┌─ Data excerpts
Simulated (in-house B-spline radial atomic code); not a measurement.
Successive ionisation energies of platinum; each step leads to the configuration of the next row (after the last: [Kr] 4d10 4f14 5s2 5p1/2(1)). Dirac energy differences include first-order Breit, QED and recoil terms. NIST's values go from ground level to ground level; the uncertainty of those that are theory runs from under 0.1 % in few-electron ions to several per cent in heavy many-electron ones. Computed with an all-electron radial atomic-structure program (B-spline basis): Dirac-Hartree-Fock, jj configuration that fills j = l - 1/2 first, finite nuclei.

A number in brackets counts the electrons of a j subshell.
└─

* Activity:
Copy the listing exactly.

* Task result:
Simulated (in-house B-spline radial atomic code); not a measurement.
Successive ionisation energies of platinum; each step leads to the configuration of the next row (after the last: [Kr] 4d10 4f14 5s2 5p1/2(1)). Dirac energy differences include first-order Breit, QED and recoil terms. NIST's values go from ground level to ground level; the uncertainty of those that are theory runs from under 0.1 % in few-electron ions to several per cent in heavy many-electron ones. Computed with an all-electron radial atomic-structure program (B-spline basis): Dirac-Hartree-Fock, jj configuration that fills j = l - 1/2 first, finite nuclei.

A number in brackets counts the electrons of a j subshell.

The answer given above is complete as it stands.